Stopping right after the line with "Geometry optimised at", please reproduce the material below exactly from its first line.

▶ _Record extracts_
>>>>>

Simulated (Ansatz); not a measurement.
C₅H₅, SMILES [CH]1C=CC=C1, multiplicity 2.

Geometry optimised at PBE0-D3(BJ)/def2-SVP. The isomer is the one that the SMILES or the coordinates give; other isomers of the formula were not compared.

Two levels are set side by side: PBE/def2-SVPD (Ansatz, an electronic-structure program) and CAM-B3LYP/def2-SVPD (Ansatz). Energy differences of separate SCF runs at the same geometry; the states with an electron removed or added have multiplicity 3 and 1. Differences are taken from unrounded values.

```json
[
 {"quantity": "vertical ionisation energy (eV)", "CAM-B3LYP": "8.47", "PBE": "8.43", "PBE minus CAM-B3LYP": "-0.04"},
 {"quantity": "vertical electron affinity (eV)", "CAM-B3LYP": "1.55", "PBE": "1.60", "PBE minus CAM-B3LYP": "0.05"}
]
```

<<<<<

▶ _Reply_
Simulated (Ansatz); not a measurement.
C₅H₅, SMILES [CH]1C=CC=C1, multiplicity 2.

Geometry optimised at PBE0-D3(BJ)/def2-SVP. The isomer is the one that the SMILES or the coordinates give; other isomers of the formula were not compared.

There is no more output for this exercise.